SOURCE DATA:
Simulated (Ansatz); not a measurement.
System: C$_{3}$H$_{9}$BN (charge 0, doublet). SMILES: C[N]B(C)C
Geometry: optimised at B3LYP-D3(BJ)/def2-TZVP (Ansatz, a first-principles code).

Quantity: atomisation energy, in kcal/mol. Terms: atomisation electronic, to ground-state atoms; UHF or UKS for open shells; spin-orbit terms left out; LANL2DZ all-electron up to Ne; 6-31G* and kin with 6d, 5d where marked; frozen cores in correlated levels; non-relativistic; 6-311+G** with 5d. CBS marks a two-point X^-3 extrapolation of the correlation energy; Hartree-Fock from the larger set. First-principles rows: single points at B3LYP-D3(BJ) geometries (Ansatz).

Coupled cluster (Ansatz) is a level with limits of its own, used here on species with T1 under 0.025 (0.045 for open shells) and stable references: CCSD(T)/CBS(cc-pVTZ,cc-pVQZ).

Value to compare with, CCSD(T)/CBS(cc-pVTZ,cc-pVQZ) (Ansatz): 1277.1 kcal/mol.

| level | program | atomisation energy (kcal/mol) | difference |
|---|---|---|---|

WORK TASK:
In full and word for word, output the entries.

YOUR RESPONSE:
Simulated (Ansatz); not a measurement.
System: C$_{3}$H$_{9}$BN (charge 0, doublet). SMILES: C[N]B(C)C
Geometry: optimised at B3LYP-D3(BJ)/def2-TZVP (Ansatz, a first-principles code).

Quantity: atomisation energy, in kcal/mol. Terms: atomisation electronic, to ground-state atoms; UHF or UKS for open shells; spin-orbit terms left out; LANL2DZ all-electron up to Ne; 6-31G* and kin with 6d, 5d where marked; frozen cores in correlated levels; non-relativistic; 6-311+G** with 5d. CBS marks a two-point X^-3 extrapolation of the correlation energy; Hartree-Fock from the larger set. First-principles rows: single points at B3LYP-D3(BJ) geometries (Ansatz).

Coupled cluster (Ansatz) is a level with limits of its own, used here on species with T1 under 0.025 (0.045 for open shells) and stable references: CCSD(T)/CBS(cc-pVTZ,cc-pVQZ).

Value to compare with, CCSD(T)/CBS(cc-pVTZ,cc-pVQZ) (Ansatz): 1277.1 kcal/mol.

| level | program | atomisation energy (kcal/mol) | difference |
|---|---|---|---|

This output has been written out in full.